- [Material supplied]
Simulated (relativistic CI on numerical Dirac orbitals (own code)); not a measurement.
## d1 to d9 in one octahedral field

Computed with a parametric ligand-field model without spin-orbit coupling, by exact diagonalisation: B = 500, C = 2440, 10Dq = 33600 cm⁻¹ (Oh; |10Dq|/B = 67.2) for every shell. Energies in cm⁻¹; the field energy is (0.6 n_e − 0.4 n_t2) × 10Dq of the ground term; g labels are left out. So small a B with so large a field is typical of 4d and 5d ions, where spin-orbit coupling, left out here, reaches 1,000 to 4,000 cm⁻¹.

- [Work instruction] Reproduce each of the entries exactly, omitting none.

- [Task output]
Simulated (relativistic CI on numerical Dirac orbitals (own code)); not a measurement.
## d1 to d9 in one octahedral field

Computed with a parametric ligand-field model without spin-orbit coupling, by exact diagonalisation: B = 500, C = 2440, 10Dq = 33600 cm⁻¹ (Oh; |10Dq|/B = 67.2) for every shell. Energies in cm⁻¹; the field energy is (0.6 n_e − 0.4 n_t2) × 10Dq of the ground term; g labels are left out. So small a B with so large a field is typical of 4d and 5d ions, where spin-orbit coupling, left out here, reaches 1,000 to 4,000 cm⁻¹.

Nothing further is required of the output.